____________
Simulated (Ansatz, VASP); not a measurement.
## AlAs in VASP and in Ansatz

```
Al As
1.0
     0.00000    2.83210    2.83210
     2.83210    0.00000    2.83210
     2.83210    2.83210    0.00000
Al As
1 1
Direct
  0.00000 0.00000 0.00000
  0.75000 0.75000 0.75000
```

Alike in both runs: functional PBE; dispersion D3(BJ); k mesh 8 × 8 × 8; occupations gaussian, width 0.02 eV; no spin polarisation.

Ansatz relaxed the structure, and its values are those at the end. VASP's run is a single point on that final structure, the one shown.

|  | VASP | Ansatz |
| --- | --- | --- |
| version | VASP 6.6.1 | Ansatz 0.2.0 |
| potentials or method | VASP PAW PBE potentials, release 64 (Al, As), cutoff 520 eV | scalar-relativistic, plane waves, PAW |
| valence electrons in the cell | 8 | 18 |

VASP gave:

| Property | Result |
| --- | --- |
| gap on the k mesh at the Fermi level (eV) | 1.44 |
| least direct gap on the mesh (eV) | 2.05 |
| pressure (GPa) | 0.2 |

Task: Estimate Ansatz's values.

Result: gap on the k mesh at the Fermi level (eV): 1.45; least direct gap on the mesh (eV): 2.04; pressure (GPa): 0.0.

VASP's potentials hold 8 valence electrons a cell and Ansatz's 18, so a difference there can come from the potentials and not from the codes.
____________

_Assigned task_
Of all the entries above, output exactly the lines between the one holding "Property | Result |" and the one holding "Result: gap on", inclusive.

_Exercise output_
| Property | Result |
| --- | --- |
| gap on the k mesh at the Fermi level (eV) | 1.44 |
| least direct gap on the mesh (eV) | 2.05 |
| pressure (GPa) | 0.2 |

Task: Estimate Ansatz's values.

Result: gap on the k mesh at the Fermi level (eV): 1.45; least direct gap on the mesh (eV): 2.04; pressure (GPa): 0.0.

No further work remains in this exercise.